### Source data

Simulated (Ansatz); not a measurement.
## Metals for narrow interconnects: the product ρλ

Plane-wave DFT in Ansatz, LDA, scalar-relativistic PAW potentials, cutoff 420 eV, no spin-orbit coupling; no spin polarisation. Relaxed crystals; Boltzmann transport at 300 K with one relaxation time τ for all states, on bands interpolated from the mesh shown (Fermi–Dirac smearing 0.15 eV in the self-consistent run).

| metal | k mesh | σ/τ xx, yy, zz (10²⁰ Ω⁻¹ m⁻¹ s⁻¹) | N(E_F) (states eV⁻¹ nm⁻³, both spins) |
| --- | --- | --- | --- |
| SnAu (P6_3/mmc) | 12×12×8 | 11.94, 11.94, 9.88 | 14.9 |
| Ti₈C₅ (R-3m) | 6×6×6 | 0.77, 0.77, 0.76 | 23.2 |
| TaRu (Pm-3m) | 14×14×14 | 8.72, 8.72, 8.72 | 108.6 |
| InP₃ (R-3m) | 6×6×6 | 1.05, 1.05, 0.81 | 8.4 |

######

Everything from the first line of the records above through the line containing "8.72 | 108.6 |" should be restated word for word; leave out all other lines.

Written response:
Simulated (Ansatz); not a measurement.
## Metals for narrow interconnects: the product ρλ

Plane-wave DFT in Ansatz, LDA, scalar-relativistic PAW potentials, cutoff 420 eV, no spin-orbit coupling; no spin polarisation. Relaxed crystals; Boltzmann transport at 300 K with one relaxation time τ for all states, on bands interpolated from the mesh shown (Fermi–Dirac smearing 0.15 eV in the self-consistent run).

| metal | k mesh | σ/τ xx, yy, zz (10²⁰ Ω⁻¹ m⁻¹ s⁻¹) | N(E_F) (states eV⁻¹ nm⁻³, both spins) |
| --- | --- | --- | --- |
| SnAu (P6_3/mmc) | 12×12×8 | 11.94, 11.94, 9.88 | 14.9 |
| Ti₈C₅ (R-3m) | 6×6×6 | 0.77, 0.77, 0.76 | 23.2 |
| TaRu (Pm-3m) | 14×14×14 | 8.72, 8.72, 8.72 | 108.6 |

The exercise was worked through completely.